### Work task:
Write out exactly the lines from the first line of the records below through the line that contains "5.54 eV (indirect).", and stop there.

┄┄┄┄┄┄

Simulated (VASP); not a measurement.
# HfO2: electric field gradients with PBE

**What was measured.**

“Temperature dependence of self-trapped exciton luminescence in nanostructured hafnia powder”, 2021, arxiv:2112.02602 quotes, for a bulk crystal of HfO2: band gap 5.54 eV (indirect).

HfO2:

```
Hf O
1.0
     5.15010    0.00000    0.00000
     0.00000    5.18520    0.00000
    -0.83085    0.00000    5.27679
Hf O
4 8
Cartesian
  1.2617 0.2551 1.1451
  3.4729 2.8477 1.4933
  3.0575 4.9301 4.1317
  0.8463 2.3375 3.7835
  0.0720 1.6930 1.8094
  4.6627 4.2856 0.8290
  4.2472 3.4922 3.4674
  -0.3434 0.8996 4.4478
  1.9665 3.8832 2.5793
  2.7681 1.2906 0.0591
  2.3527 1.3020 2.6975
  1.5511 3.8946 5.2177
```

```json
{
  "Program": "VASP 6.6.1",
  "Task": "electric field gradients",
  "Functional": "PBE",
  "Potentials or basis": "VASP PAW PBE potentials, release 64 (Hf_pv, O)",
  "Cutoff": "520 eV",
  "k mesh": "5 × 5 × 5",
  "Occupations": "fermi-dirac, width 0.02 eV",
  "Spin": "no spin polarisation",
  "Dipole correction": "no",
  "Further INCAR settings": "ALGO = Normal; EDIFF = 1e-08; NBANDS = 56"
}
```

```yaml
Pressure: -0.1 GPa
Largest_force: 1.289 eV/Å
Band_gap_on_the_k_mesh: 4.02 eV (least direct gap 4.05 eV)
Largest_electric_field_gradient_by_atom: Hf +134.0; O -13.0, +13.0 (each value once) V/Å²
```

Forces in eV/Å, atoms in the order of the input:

┄┄┄┄┄┄

### Written solution:
Simulated (VASP); not a measurement.
# HfO2: electric field gradients with PBE

**What was measured.**

“Temperature dependence of self-trapped exciton luminescence in nanostructured hafnia powder”, 2021, arxiv:2112.02602 quotes, for a bulk crystal of HfO2: band gap 5.54 eV (indirect).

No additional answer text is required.